Work request ▸ Output every line of the listing as it stands.

_ _ _ _
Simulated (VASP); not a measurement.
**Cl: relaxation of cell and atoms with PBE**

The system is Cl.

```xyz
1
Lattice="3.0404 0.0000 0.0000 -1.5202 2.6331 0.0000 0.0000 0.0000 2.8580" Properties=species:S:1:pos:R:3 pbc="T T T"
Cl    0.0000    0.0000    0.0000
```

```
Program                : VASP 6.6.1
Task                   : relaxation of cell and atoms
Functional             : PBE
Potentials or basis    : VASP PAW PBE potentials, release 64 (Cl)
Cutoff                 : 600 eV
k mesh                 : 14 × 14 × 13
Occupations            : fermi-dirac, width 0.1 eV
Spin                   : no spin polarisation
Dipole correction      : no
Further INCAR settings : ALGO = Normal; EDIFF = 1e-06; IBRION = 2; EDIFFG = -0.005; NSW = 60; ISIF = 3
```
_ _ _ _

Reply ▸
Simulated (VASP); not a measurement.
**Cl: relaxation of cell and atoms with PBE**

The system is Cl.

```xyz
1
Lattice="3.0404 0.0000 0.0000 -1.5202 2.6331 0.0000 0.0000 0.0000 2.8580" Properties=species:S:1:pos:R:3 pbc="T T T"
Cl    0.0000    0.0000    0.0000
```

```
Program                : VASP 6.6.1
Task                   : relaxation of cell and atoms
Functional             : PBE
Potentials or basis    : VASP PAW PBE potentials, release 64 (Cl)
Cutoff                 : 600 eV
k mesh                 : 14 × 14 × 13
Occupations            : fermi-dirac, width 0.1 eV
Spin                   : no spin polarisation
Dipole correction      : no
Further INCAR settings : ALGO = Normal; EDIFF = 1e-06; IBRION = 2; EDIFFG = -0.005; NSW = 60; ISIF = 3
```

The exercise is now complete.